[Work task]
Look in the material below for the line with "5.418 | -0.4 % |" and the line with "Only levels that", then set down exactly those two lines and all lines between, nothing more.

[Dataset]
****************************************

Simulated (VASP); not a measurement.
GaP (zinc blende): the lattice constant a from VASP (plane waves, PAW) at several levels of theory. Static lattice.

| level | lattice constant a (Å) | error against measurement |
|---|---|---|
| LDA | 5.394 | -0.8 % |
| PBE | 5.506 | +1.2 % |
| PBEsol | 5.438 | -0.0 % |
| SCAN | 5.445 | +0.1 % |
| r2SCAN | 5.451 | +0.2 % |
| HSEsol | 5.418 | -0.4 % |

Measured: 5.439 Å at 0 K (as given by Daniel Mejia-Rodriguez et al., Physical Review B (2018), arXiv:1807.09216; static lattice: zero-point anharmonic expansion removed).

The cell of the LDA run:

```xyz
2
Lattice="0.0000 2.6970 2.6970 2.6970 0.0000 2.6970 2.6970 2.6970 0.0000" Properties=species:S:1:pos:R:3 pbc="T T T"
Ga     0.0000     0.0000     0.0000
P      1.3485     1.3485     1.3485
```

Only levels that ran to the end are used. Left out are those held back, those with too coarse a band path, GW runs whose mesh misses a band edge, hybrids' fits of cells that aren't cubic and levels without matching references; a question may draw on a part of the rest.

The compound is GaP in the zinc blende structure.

****************************************

[Response area]
| HSEsol | 5.418 | -0.4 % |

Measured: 5.439 Å at 0 K (as given by Daniel Mejia-Rodriguez et al., Physical Review B (2018), arXiv:1807.09216; static lattice: zero-point anharmonic expansion removed).

The cell of the LDA run:

```xyz
2
Lattice="0.0000 2.6970 2.6970 2.6970 0.0000 2.6970 2.6970 2.6970 0.0000" Properties=species:S:1:pos:R:3 pbc="T T T"
Ga     0.0000     0.0000     0.0000
P      1.3485     1.3485     1.3485
```

Only levels that ran to the end are used. Left out are those held back, those with too coarse a band path, GW runs whose mesh misses a band edge, hybrids' fits of cells that aren't cubic and levels without matching references; a question may draw on a part of the rest.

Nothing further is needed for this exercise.